Assigned task: Every record is to be transcribed exactly as written.

===
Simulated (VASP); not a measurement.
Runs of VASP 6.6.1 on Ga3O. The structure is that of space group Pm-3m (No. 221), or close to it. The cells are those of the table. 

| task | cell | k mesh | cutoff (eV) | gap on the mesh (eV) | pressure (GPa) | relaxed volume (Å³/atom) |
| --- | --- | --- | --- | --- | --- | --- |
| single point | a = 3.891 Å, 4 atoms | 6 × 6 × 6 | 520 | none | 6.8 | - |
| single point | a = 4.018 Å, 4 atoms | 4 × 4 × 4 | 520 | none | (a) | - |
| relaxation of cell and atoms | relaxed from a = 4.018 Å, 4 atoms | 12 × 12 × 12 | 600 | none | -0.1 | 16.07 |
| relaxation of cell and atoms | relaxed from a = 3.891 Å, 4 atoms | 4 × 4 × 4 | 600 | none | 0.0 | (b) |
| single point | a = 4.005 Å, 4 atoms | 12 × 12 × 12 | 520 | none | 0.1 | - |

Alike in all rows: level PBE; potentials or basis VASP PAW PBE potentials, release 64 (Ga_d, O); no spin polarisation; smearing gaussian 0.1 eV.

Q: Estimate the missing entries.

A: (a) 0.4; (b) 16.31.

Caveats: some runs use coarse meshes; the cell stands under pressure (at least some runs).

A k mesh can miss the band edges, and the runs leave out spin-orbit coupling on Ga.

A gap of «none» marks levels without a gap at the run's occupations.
===

Solution:
Simulated (VASP); not a measurement.
Runs of VASP 6.6.1 on Ga3O. The structure is that of space group Pm-3m (No. 221), or close to it. The cells are those of the table. 

| task | cell | k mesh | cutoff (eV) | gap on the mesh (eV) | pressure (GPa) | relaxed volume (Å³/atom) |
| --- | --- | --- | --- | --- | --- | --- |
| single point | a = 3.891 Å, 4 atoms | 6 × 6 × 6 | 520 | none | 6.8 | - |
| single point | a = 4.018 Å, 4 atoms | 4 × 4 × 4 | 520 | none | (a) | - |
| relaxation of cell and atoms | relaxed from a = 4.018 Å, 4 atoms | 12 × 12 × 12 | 600 | none | -0.1 | 16.07 |
| relaxation of cell and atoms | relaxed from a = 3.891 Å, 4 atoms | 4 × 4 × 4 | 600 | none | 0.0 | (b) |
| single point | a = 4.005 Å, 4 atoms | 12 × 12 × 12 | 520 | none | 0.1 | - |

Alike in all rows: level PBE; potentials or basis VASP PAW PBE potentials, release 64 (Ga_d, O); no spin polarisation; smearing gaussian 0.1 eV.

Q: Estimate the missing entries.

A: (a) 0.4; (b) 16.31.

Caveats: some runs use coarse meshes; the cell stands under pressure (at least some runs).

A k mesh can miss the band edges, and the runs leave out spin-orbit coupling on Ga.

A gap of «none» marks levels without a gap at the run's occupations.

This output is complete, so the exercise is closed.